Extract every line below, verbatim.

○ ○ ○

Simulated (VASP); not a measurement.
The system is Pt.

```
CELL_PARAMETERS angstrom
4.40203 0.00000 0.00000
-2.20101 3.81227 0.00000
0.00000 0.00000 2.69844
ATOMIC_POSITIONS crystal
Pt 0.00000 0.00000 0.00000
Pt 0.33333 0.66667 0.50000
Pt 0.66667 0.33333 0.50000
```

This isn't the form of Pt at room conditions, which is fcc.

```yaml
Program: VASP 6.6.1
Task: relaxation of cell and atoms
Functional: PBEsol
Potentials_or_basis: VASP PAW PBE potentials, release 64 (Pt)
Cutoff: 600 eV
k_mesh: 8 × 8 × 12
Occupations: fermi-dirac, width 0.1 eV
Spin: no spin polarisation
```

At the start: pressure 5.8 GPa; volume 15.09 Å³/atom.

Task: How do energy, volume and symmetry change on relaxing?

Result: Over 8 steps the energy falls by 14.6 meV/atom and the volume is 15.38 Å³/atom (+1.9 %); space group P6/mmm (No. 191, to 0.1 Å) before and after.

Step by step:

○ ○ ○

| WRITTEN SOLUTION |
Simulated (VASP); not a measurement.
The system is Pt.

```
CELL_PARAMETERS angstrom
4.40203 0.00000 0.00000
-2.20101 3.81227 0.00000
0.00000 0.00000 2.69844
ATOMIC_POSITIONS crystal
Pt 0.00000 0.00000 0.00000
Pt 0.33333 0.66667 0.50000
Pt 0.66667 0.33333 0.50000
```

This isn't the form of Pt at room conditions, which is fcc.

```yaml
Program: VASP 6.6.1
Task: relaxation of cell and atoms
Functional: PBEsol
Potentials_or_basis: VASP PAW PBE potentials, release 64 (Pt)
Cutoff: 600 eV
k_mesh: 8 × 8 × 12
Occupations: fermi-dirac, width 0.1 eV
Spin: no spin polarisation
```

At the start: pressure 5.8 GPa; volume 15.09 Å³/atom.

Task: How do energy, volume and symmetry change on relaxing?

Result: Over 8 steps the energy falls by 14.6 meV/atom and the volume is 15.38 Å³/atom (+1.9 %); space group P6/mmm (No. 191, to 0.1 Å) before and after.

Step by step:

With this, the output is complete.